• Task item: Only one stretch of the data is wanted: the line containing "All energies are", the line containing "Task: Which would", and every line between them, copied exactly.

• Information shown:
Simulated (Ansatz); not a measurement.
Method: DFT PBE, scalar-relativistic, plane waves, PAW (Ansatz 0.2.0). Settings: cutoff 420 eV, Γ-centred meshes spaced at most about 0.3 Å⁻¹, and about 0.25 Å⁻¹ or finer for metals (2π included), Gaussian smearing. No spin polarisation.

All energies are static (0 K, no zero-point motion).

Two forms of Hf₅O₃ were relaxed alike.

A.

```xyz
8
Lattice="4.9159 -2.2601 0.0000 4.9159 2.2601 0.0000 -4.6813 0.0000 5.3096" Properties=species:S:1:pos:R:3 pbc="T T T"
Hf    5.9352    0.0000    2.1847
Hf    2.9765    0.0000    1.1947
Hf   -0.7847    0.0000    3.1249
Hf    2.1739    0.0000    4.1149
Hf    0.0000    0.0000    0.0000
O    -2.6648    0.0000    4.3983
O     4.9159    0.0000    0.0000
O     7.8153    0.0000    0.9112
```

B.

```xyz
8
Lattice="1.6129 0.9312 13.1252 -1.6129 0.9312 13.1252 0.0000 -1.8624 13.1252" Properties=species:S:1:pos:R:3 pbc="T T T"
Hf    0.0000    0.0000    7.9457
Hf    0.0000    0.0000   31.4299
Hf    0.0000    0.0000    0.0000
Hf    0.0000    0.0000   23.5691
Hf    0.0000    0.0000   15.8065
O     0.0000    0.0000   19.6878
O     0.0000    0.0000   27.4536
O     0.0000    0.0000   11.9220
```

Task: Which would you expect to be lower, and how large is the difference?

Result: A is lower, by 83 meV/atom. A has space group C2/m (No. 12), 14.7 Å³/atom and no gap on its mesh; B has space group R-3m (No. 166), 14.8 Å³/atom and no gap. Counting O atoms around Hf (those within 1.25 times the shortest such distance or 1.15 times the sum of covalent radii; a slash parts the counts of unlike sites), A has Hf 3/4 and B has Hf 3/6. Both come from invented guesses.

• Written solution:
All energies are static (0 K, no zero-point motion).

Two forms of Hf₅O₃ were relaxed alike.

A.

```xyz
8
Lattice="4.9159 -2.2601 0.0000 4.9159 2.2601 0.0000 -4.6813 0.0000 5.3096" Properties=species:S:1:pos:R:3 pbc="T T T"
Hf    5.9352    0.0000    2.1847
Hf    2.9765    0.0000    1.1947
Hf   -0.7847    0.0000    3.1249
Hf    2.1739    0.0000    4.1149
Hf    0.0000    0.0000    0.0000
O    -2.6648    0.0000    4.3983
O     4.9159    0.0000    0.0000
O     7.8153    0.0000    0.9112
```

B.

```xyz
8
Lattice="1.6129 0.9312 13.1252 -1.6129 0.9312 13.1252 0.0000 -1.8624 13.1252" Properties=species:S:1:pos:R:3 pbc="T T T"
Hf    0.0000    0.0000    7.9457
Hf    0.0000    0.0000   31.4299
Hf    0.0000    0.0000    0.0000
Hf    0.0000    0.0000   23.5691
Hf    0.0000    0.0000   15.8065
O     0.0000    0.0000   19.6878
O     0.0000    0.0000   27.4536
O     0.0000    0.0000   11.9220
```

Task: Which would you expect to be lower, and how large is the difference?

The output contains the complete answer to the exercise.